WORK ORDER: The answer must be an exact copy of every entry.

◆ ◆ ◆ ◆
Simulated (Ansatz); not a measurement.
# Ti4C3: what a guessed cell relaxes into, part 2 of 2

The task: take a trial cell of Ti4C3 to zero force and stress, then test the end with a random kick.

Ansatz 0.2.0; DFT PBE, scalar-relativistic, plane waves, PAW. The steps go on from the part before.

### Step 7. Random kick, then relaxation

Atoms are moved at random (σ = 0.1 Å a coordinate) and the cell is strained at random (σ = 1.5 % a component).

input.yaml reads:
◆ ◆ ◆ ◆

TASK OUTPUT:
Simulated (Ansatz); not a measurement.
# Ti4C3: what a guessed cell relaxes into, part 2 of 2

The task: take a trial cell of Ti4C3 to zero force and stress, then test the end with a random kick.

Ansatz 0.2.0; DFT PBE, scalar-relativistic, plane waves, PAW. The steps go on from the part before.

### Step 7. Random kick, then relaxation

Atoms are moved at random (σ = 0.1 Å a coordinate) and the cell is strained at random (σ = 1.5 % a component).

input.yaml reads:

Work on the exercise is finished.